***
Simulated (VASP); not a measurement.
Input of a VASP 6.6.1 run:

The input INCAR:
***

__REQUIREMENT__: Output the full listing above word for word.

__TASK RESPONSE__:
Simulated (VASP); not a measurement.
Input of a VASP 6.6.1 run:

The input INCAR:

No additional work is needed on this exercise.